:: Work instruction ::
Write down the whole listing below again without changing a word.

:: Information shown ::

--------------------------------------------------

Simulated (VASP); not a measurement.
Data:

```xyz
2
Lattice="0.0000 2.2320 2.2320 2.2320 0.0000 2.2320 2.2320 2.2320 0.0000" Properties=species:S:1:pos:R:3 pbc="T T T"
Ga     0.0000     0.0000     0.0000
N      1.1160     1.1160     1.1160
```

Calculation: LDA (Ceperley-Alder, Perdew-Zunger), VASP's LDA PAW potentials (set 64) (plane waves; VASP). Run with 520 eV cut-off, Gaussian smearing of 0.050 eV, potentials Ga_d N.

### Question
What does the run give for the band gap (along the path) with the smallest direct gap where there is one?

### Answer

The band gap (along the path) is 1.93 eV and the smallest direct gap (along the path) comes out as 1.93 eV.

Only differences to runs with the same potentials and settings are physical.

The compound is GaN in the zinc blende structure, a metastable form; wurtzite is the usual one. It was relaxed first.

--------------------------------------------------

:: Exercise answer ::
Simulated (VASP); not a measurement.
Data:

```xyz
2
Lattice="0.0000 2.2320 2.2320 2.2320 0.0000 2.2320 2.2320 2.2320 0.0000" Properties=species:S:1:pos:R:3 pbc="T T T"
Ga     0.0000     0.0000     0.0000
N      1.1160     1.1160     1.1160
```

Calculation: LDA (Ceperley-Alder, Perdew-Zunger), VASP's LDA PAW potentials (set 64) (plane waves; VASP). Run with 520 eV cut-off, Gaussian smearing of 0.050 eV, potentials Ga_d N.

### Question
What does the run give for the band gap (along the path) with the smallest direct gap where there is one?

### Answer

The band gap (along the path) is 1.93 eV and the smallest direct gap (along the path) comes out as 1.93 eV.

Only differences to runs with the same potentials and settings are physical.

The compound is GaN in the zinc blende structure, a metastable form; wurtzite is the usual one. It was relaxed first.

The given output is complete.